Assigned task >> Set down exactly the lines of the listing below, please, beginning with the first and ending with the line that holds "Species: C7H12SSi.".

-- Information follows --

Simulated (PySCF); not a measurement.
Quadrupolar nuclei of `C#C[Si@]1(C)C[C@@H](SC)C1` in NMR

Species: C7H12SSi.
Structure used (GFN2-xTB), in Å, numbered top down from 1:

-- Information concluded --

Exercise answer >>
Simulated (PySCF); not a measurement.
Quadrupolar nuclei of `C#C[Si@]1(C)C[C@@H](SC)C1` in NMR

Species: C7H12SSi.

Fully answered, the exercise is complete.